=== SUPPLIED INFORMATION ===

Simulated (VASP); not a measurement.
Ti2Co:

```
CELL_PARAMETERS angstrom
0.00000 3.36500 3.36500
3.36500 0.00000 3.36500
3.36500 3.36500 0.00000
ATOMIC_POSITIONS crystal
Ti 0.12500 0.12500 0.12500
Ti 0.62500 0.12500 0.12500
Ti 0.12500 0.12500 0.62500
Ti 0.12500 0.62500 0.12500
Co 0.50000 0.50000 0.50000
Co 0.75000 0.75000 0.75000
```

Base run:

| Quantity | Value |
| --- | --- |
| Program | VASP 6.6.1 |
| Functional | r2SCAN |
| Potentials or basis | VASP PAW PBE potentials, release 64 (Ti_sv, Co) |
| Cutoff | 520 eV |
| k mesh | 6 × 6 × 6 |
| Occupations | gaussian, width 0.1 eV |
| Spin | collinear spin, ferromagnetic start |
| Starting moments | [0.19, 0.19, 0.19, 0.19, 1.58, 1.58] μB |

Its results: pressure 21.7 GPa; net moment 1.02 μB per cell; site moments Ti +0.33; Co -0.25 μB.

===

REQUIRED ACTION
Only certain lines are wanted. Please return exactly those from the top of the data through the line with "mesh | 6 × 6 × 6 |".

ANSWER SECTION
Simulated (VASP); not a measurement.
Ti2Co:

```
CELL_PARAMETERS angstrom
0.00000 3.36500 3.36500
3.36500 0.00000 3.36500
3.36500 3.36500 0.00000
ATOMIC_POSITIONS crystal
Ti 0.12500 0.12500 0.12500
Ti 0.62500 0.12500 0.12500
Ti 0.12500 0.12500 0.62500
Ti 0.12500 0.62500 0.12500
Co 0.50000 0.50000 0.50000
Co 0.75000 0.75000 0.75000
```

Base run:

| Quantity | Value |
| --- | --- |
| Program | VASP 6.6.1 |
| Functional | r2SCAN |
| Potentials or basis | VASP PAW PBE potentials, release 64 (Ti_sv, Co) |
| Cutoff | 520 eV |
| k mesh | 6 × 6 × 6 |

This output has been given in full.